Work item:
Exactly as written, copy the lines of the data below from the first through the one containing "Change from the".

Stored data:
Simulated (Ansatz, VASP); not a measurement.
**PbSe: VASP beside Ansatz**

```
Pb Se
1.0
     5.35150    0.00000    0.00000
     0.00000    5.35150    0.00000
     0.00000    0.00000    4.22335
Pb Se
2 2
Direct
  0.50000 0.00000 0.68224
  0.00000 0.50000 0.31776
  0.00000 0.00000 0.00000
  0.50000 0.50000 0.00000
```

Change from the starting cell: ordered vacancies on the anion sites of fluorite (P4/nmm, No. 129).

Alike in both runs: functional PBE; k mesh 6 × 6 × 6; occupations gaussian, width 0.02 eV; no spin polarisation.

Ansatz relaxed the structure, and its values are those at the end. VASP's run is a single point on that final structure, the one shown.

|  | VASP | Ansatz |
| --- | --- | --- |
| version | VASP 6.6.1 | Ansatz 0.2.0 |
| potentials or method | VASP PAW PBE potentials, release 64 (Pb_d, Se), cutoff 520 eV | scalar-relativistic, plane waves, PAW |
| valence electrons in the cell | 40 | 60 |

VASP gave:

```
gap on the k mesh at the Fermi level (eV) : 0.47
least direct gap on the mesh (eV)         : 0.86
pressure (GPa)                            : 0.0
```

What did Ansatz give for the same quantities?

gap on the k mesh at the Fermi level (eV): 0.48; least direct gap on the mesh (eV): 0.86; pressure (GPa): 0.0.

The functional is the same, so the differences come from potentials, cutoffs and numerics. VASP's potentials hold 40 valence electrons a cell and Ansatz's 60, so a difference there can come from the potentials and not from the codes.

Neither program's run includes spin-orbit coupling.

Exercise result:
Simulated (Ansatz, VASP); not a measurement.
**PbSe: VASP beside Ansatz**

```
Pb Se
1.0
     5.35150    0.00000    0.00000
     0.00000    5.35150    0.00000
     0.00000    0.00000    4.22335
Pb Se
2 2
Direct
  0.50000 0.00000 0.68224
  0.00000 0.50000 0.31776
  0.00000 0.00000 0.00000
  0.50000 0.50000 0.00000
```

Change from the starting cell: ordered vacancies on the anion sites of fluorite (P4/nmm, No. 129).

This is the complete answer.